### Action item
In the listing below, the lines from the first through the one with "Geometry relaxation of" are to be copied word for word.

### Records provided
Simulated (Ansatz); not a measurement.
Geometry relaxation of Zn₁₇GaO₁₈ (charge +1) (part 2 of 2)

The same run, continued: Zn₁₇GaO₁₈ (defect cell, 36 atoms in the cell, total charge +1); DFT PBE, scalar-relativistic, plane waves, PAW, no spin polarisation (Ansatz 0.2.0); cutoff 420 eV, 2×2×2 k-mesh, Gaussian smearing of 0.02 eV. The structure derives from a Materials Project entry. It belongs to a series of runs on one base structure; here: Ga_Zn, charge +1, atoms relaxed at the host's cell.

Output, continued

### Exercise response
Simulated (Ansatz); not a measurement.
Geometry relaxation of Zn₁₇GaO₁₈ (charge +1) (part 2 of 2)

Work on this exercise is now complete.